··········
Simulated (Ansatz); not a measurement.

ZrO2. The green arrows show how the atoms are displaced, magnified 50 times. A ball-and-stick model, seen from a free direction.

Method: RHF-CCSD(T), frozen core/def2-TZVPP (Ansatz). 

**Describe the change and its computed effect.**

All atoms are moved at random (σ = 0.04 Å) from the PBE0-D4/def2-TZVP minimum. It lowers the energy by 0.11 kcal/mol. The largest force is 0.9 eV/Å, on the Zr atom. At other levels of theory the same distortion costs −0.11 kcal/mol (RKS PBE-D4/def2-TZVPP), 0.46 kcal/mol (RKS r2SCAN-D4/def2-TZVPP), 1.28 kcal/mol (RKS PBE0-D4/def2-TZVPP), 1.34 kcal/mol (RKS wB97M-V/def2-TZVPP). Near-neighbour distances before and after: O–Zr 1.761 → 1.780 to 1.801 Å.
··········

REQUIREMENT:
Everything in the material above from the line that has "Method: RHF-CCSD(T), frozen" through the line that has "its computed effect.**" must be duplicated exactly, with no other lines given.

TASK OUTPUT:
Method: RHF-CCSD(T), frozen core/def2-TZVPP (Ansatz). 

**Describe the change and its computed effect.**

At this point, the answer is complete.